[Exercise] Only one stretch of the listing below is wanted: every line from the first to the line containing "Solution. net moment", set down exactly.

..........

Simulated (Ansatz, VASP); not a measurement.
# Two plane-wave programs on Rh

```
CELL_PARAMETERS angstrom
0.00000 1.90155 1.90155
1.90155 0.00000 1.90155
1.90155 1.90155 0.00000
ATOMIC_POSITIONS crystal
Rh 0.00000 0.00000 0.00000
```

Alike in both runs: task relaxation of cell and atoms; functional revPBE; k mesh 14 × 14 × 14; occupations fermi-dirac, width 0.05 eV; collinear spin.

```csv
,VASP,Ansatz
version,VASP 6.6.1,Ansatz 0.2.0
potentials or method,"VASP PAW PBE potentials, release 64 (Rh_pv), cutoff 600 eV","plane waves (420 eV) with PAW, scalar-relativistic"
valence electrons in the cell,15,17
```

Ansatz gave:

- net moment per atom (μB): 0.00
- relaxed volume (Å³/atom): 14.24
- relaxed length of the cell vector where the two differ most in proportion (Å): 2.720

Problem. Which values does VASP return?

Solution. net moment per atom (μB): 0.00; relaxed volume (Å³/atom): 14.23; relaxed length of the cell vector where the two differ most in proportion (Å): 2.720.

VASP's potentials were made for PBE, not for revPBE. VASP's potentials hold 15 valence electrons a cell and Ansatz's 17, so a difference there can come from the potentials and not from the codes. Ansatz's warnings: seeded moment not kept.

..........

[Task response]
Simulated (Ansatz, VASP); not a measurement.
# Two plane-wave programs on Rh

```
CELL_PARAMETERS angstrom
0.00000 1.90155 1.90155
1.90155 0.00000 1.90155
1.90155 1.90155 0.00000
ATOMIC_POSITIONS crystal
Rh 0.00000 0.00000 0.00000
```

Alike in both runs: task relaxation of cell and atoms; functional revPBE; k mesh 14 × 14 × 14; occupations fermi-dirac, width 0.05 eV; collinear spin.

```csv
,VASP,Ansatz
version,VASP 6.6.1,Ansatz 0.2.0
potentials or method,"VASP PAW PBE potentials, release 64 (Rh_pv), cutoff 600 eV","plane waves (420 eV) with PAW, scalar-relativistic"
valence electrons in the cell,15,17
```

Ansatz gave:

- net moment per atom (μB): 0.00
- relaxed volume (Å³/atom): 14.24
- relaxed length of the cell vector where the two differ most in proportion (Å): 2.720

Problem. Which values does VASP return?

Solution. net moment per atom (μB): 0.00; relaxed volume (Å³/atom): 14.23; relaxed length of the cell vector where the two differ most in proportion (Å): 2.720.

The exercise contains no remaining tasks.